Material supplied: Begin

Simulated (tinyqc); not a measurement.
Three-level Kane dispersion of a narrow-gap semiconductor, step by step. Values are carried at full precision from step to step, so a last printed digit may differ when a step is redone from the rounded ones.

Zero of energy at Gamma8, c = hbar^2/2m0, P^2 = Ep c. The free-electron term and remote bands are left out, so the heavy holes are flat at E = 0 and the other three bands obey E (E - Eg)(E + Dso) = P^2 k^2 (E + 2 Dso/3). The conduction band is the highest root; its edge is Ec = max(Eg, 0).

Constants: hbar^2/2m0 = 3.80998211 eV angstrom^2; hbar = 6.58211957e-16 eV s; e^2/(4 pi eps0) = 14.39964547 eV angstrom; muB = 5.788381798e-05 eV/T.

Material supplied: End

### Requirement
Nothing but the full listing, copied exactly, belongs in the answer.

### Response box
Simulated (tinyqc); not a measurement.
Three-level Kane dispersion of a narrow-gap semiconductor, step by step. Values are carried at full precision from step to step, so a last printed digit may differ when a step is redone from the rounded ones.

Zero of energy at Gamma8, c = hbar^2/2m0, P^2 = Ep c. The free-electron term and remote bands are left out, so the heavy holes are flat at E = 0 and the other three bands obey E (E - Eg)(E + Dso) = P^2 k^2 (E + 2 Dso/3). The conduction band is the highest root; its edge is Ec = max(Eg, 0).

Constants: hbar^2/2m0 = 3.80998211 eV angstrom^2; hbar = 6.58211957e-16 eV s; e^2/(4 pi eps0) = 14.39964547 eV angstrom; muB = 5.788381798e-05 eV/T.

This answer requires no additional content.